• WORK ORDER
Reproduce the listing verbatim.

⟨

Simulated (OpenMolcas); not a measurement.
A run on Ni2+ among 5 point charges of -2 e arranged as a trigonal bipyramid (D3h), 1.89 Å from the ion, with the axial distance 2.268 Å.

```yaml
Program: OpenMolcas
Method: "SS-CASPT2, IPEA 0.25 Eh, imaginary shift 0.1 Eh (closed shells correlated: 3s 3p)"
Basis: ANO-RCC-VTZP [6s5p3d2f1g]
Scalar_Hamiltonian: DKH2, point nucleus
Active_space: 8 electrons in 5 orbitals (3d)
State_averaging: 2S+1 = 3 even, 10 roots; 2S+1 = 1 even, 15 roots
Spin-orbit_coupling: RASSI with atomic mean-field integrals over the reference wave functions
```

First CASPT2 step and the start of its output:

⟩

• ANSWER AREA
Simulated (OpenMolcas); not a measurement.
A run on Ni2+ among 5 point charges of -2 e arranged as a trigonal bipyramid (D3h), 1.89 Å from the ion, with the axial distance 2.268 Å.

```yaml
Program: OpenMolcas
Method: "SS-CASPT2, IPEA 0.25 Eh, imaginary shift 0.1 Eh (closed shells correlated: 3s 3p)"
Basis: ANO-RCC-VTZP [6s5p3d2f1g]
Scalar_Hamiltonian: DKH2, point nucleus
Active_space: 8 electrons in 5 orbitals (3d)
State_averaging: 2S+1 = 3 even, 10 roots; 2S+1 = 1 even, 15 roots
Spin-orbit_coupling: RASSI with atomic mean-field integrals over the reference wave functions
```

First CASPT2 step and the start of its output:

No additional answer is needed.